| Work task |
Your answer should be the lines below from the one with "The run is repeated" to the one with "Caveats: spin-orbit coupling", both included, given again exactly and with nothing added.

| Stored data |
══════
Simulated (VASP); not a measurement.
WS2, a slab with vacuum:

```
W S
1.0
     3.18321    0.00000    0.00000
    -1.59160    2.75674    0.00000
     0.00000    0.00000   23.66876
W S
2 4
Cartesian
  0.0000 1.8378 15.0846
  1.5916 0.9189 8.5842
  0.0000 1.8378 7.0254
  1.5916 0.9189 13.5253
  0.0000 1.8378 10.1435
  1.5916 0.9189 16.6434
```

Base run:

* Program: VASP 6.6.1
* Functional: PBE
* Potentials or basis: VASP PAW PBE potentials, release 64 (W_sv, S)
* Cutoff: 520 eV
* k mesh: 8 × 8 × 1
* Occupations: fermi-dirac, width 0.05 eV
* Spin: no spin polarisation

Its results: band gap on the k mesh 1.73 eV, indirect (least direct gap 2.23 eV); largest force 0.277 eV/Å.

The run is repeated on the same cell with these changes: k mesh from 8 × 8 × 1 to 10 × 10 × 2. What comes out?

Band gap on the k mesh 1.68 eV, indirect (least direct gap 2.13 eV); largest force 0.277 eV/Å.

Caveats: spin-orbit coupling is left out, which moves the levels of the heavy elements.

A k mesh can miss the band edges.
══════

| Your response |
The run is repeated on the same cell with these changes: k mesh from 8 × 8 × 1 to 10 × 10 × 2. What comes out?

Band gap on the k mesh 1.68 eV, indirect (least direct gap 2.13 eV); largest force 0.277 eV/Å.

Caveats: spin-orbit coupling is left out, which moves the levels of the heavy elements.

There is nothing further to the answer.